_Activity_
The lines from the start of the data through the line containing "- Further INCAR" are to be reproduced exactly, both ends included.

━━━━━━━━━━

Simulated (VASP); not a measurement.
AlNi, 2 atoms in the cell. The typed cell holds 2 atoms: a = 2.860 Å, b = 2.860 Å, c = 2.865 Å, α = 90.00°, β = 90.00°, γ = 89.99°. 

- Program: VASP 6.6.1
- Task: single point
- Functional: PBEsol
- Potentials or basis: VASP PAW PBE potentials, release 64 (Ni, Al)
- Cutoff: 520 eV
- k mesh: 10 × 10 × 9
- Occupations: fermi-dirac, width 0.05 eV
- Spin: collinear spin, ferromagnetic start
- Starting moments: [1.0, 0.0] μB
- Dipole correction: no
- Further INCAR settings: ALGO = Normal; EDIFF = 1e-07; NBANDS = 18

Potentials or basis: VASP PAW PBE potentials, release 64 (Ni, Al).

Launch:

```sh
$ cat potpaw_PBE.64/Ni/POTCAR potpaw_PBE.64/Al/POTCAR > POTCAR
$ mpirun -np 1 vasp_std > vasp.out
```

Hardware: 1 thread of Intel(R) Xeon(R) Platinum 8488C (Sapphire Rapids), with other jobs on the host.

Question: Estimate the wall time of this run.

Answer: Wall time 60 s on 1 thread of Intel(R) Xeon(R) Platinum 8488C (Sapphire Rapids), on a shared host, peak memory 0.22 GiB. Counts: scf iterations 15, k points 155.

━━━━━━━━━━

_Response_
Simulated (VASP); not a measurement.
AlNi, 2 atoms in the cell. The typed cell holds 2 atoms: a = 2.860 Å, b = 2.860 Å, c = 2.865 Å, α = 90.00°, β = 90.00°, γ = 89.99°. 

- Program: VASP 6.6.1
- Task: single point
- Functional: PBEsol
- Potentials or basis: VASP PAW PBE potentials, release 64 (Ni, Al)
- Cutoff: 520 eV
- k mesh: 10 × 10 × 9
- Occupations: fermi-dirac, width 0.05 eV
- Spin: collinear spin, ferromagnetic start
- Starting moments: [1.0, 0.0] μB
- Dipole correction: no
- Further INCAR settings: ALGO = Normal; EDIFF = 1e-07; NBANDS = 18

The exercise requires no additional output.